» **Data**:
------------------------------------------------------------------------

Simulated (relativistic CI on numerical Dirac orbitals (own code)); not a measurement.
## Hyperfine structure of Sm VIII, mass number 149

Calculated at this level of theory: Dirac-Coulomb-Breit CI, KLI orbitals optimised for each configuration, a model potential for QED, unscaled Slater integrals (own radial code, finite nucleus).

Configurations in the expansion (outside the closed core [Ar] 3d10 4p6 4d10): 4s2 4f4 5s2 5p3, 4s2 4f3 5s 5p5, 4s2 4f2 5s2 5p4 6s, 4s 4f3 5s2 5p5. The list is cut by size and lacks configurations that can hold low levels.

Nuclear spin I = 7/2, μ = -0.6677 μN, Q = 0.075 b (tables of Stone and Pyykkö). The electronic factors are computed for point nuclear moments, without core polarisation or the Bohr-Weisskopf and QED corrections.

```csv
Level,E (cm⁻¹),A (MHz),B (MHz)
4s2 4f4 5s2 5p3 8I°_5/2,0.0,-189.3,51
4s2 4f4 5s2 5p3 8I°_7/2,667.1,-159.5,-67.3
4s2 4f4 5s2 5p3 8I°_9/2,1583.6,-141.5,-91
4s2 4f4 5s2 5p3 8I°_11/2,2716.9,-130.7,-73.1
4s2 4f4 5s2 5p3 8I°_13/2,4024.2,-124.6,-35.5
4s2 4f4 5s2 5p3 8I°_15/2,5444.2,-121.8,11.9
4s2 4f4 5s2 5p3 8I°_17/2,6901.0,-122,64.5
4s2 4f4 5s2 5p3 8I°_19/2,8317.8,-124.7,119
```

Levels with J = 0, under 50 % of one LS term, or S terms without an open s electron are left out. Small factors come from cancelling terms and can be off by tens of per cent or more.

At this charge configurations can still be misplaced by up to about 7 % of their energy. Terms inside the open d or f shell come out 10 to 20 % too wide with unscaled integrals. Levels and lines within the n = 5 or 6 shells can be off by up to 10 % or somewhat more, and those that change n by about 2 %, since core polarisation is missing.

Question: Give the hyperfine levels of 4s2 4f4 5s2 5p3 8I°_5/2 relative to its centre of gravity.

------------------------------------------------------------------------

» **Required action**: From the data above, output exactly the lines between the one containing "Nuclear spin I" and the one containing "Levels with J", counting both of them.

» **Exercise answer**:
Nuclear spin I = 7/2, μ = -0.6677 μN, Q = 0.075 b (tables of Stone and Pyykkö). The electronic factors are computed for point nuclear moments, without core polarisation or the Bohr-Weisskopf and QED corrections.

```csv
Level,E (cm⁻¹),A (MHz),B (MHz)
4s2 4f4 5s2 5p3 8I°_5/2,0.0,-189.3,51
4s2 4f4 5s2 5p3 8I°_7/2,667.1,-159.5,-67.3
4s2 4f4 5s2 5p3 8I°_9/2,1583.6,-141.5,-91
4s2 4f4 5s2 5p3 8I°_11/2,2716.9,-130.7,-73.1
4s2 4f4 5s2 5p3 8I°_13/2,4024.2,-124.6,-35.5
4s2 4f4 5s2 5p3 8I°_15/2,5444.2,-121.8,11.9
4s2 4f4 5s2 5p3 8I°_17/2,6901.0,-122,64.5
4s2 4f4 5s2 5p3 8I°_19/2,8317.8,-124.7,119
```

Levels with J = 0, under 50 % of one LS term, or S terms without an open s electron are left out. Small factors come from cancelling terms and can be off by tens of per cent or more.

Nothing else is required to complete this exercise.